* _ASSIGNED TASK_: Down to the last line, copy the records below without any change.

* _DATA FOR REVIEW_:
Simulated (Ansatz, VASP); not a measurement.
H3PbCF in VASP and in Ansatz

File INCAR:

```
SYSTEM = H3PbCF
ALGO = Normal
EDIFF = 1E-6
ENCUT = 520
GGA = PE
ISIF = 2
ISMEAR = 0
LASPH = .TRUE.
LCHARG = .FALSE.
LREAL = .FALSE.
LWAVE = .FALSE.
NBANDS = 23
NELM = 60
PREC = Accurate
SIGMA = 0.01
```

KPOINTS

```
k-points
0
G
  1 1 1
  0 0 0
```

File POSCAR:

* _SOLUTION_:
Simulated (Ansatz, VASP); not a measurement.
H3PbCF in VASP and in Ansatz

File INCAR:

```
SYSTEM = H3PbCF
ALGO = Normal
EDIFF = 1E-6
ENCUT = 520
GGA = PE
ISIF = 2
ISMEAR = 0
LASPH = .TRUE.
LCHARG = .FALSE.
LREAL = .FALSE.
LWAVE = .FALSE.
NBANDS = 23
NELM = 60
PREC = Accurate
SIGMA = 0.01
```

KPOINTS

```
k-points
0
G
  1 1 1
  0 0 0
```

File POSCAR:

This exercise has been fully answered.